TASK ITEM:
Reproduce exactly the lines below from the one containing "# Computed records: Al32O47" through the one containing "Settings shared by", including both, and nothing else.

INFORMATION SUPPLIED:
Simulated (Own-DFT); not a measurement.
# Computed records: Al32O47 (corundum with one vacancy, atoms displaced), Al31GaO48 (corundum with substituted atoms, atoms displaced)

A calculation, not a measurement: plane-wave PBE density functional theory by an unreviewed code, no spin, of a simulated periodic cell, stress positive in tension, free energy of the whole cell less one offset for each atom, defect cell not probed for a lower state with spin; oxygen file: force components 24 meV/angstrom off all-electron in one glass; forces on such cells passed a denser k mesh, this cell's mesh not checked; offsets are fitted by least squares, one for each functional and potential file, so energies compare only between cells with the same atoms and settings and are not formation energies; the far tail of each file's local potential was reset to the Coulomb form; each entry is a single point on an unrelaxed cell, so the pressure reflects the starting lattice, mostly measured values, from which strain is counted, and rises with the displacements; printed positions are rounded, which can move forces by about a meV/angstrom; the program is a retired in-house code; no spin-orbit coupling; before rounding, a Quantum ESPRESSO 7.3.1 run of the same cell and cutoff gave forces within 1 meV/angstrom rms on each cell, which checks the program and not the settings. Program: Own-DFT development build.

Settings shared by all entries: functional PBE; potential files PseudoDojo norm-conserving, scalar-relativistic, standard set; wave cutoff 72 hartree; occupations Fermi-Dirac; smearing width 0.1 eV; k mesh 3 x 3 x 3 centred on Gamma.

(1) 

SOLUTION:
# Computed records: Al32O47 (corundum with one vacancy, atoms displaced), Al31GaO48 (corundum with substituted atoms, atoms displaced)

A calculation, not a measurement: plane-wave PBE density functional theory by an unreviewed code, no spin, of a simulated periodic cell, stress positive in tension, free energy of the whole cell less one offset for each atom, defect cell not probed for a lower state with spin; oxygen file: force components 24 meV/angstrom off all-electron in one glass; forces on such cells passed a denser k mesh, this cell's mesh not checked; offsets are fitted by least squares, one for each functional and potential file, so energies compare only between cells with the same atoms and settings and are not formation energies; the far tail of each file's local potential was reset to the Coulomb form; each entry is a single point on an unrelaxed cell, so the pressure reflects the starting lattice, mostly measured values, from which strain is counted, and rises with the displacements; printed positions are rounded, which can move forces by about a meV/angstrom; the program is a retired in-house code; no spin-orbit coupling; before rounding, a Quantum ESPRESSO 7.3.1 run of the same cell and cutoff gave forces within 1 meV/angstrom rms on each cell, which checks the program and not the settings. Program: Own-DFT development build.

Settings shared by all entries: functional PBE; potential files PseudoDojo norm-conserving, scalar-relativistic, standard set; wave cutoff 72 hartree; occupations Fermi-Dirac; smearing width 0.1 eV; k mesh 3 x 3 x 3 centred on Gamma.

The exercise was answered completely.